Please restate verbatim the lines that open the listing below, ending with the line in which "## 1. The starting structure" occurs.

[ENTRIES SUPPLIED — start]
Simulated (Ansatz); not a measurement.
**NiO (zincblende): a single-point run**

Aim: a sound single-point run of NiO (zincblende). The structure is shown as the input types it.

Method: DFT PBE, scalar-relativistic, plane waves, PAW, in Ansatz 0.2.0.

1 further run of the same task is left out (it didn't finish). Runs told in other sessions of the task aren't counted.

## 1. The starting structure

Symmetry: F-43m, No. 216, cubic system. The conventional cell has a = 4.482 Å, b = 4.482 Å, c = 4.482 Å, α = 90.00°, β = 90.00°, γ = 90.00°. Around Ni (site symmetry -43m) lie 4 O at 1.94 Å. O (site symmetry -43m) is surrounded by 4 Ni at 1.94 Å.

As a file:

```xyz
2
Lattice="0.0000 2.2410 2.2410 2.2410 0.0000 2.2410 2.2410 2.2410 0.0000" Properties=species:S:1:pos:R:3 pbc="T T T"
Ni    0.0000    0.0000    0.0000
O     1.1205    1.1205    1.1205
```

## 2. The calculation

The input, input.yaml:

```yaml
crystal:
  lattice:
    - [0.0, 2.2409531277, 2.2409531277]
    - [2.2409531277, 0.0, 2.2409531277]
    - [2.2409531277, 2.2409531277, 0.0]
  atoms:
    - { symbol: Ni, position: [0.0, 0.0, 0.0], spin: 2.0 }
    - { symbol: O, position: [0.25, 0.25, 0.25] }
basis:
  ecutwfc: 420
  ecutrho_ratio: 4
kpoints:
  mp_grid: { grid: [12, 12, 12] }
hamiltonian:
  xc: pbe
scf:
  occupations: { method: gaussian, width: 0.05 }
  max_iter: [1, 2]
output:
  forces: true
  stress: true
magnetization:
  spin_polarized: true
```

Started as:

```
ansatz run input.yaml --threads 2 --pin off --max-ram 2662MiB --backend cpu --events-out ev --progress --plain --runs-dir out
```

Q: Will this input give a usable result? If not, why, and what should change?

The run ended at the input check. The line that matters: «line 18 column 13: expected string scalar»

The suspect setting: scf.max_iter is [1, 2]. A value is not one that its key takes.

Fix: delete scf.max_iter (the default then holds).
[ENTRIES SUPPLIED — finish]

## [TASK SOLUTION]
Simulated (Ansatz); not a measurement.
**NiO (zincblende): a single-point run**

Aim: a sound single-point run of NiO (zincblende). The structure is shown as the input types it.

Method: DFT PBE, scalar-relativistic, plane waves, PAW, in Ansatz 0.2.0.

1 further run of the same task is left out (it didn't finish). Runs told in other sessions of the task aren't counted.

## 1. The starting structure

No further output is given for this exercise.